--- INFORMATION SHOWN ---
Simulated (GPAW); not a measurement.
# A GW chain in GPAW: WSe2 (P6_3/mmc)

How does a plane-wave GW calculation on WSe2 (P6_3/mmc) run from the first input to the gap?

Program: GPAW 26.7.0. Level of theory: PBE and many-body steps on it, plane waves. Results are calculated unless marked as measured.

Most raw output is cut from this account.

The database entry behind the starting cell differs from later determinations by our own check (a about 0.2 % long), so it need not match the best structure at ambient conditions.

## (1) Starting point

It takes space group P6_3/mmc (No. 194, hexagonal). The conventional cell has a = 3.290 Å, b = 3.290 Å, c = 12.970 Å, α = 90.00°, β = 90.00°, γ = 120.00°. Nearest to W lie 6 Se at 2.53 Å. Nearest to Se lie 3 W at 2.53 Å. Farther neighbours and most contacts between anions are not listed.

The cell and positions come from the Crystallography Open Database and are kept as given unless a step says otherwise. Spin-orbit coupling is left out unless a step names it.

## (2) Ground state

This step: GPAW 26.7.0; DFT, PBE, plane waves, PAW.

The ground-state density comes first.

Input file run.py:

--- WORK REQUEST ---
From the very first line of the records down to the line with "It takes space", please write out each line exactly, including both ends and no other lines.

--- RESPONSE AREA ---
Simulated (GPAW); not a measurement.
# A GW chain in GPAW: WSe2 (P6_3/mmc)

How does a plane-wave GW calculation on WSe2 (P6_3/mmc) run from the first input to the gap?

Program: GPAW 26.7.0. Level of theory: PBE and many-body steps on it, plane waves. Results are calculated unless marked as measured.

Most raw output is cut from this account.

The database entry behind the starting cell differs from later determinations by our own check (a about 0.2 % long), so it need not match the best structure at ambient conditions.

## (1) Starting point

It takes space group P6_3/mmc (No. 194, hexagonal). The conventional cell has a = 3.290 Å, b = 3.290 Å, c = 12.970 Å, α = 90.00°, β = 90.00°, γ = 120.00°. Nearest to W lie 6 Se at 2.53 Å. Nearest to Se lie 3 W at 2.53 Å. Farther neighbours and most contacts between anions are not listed.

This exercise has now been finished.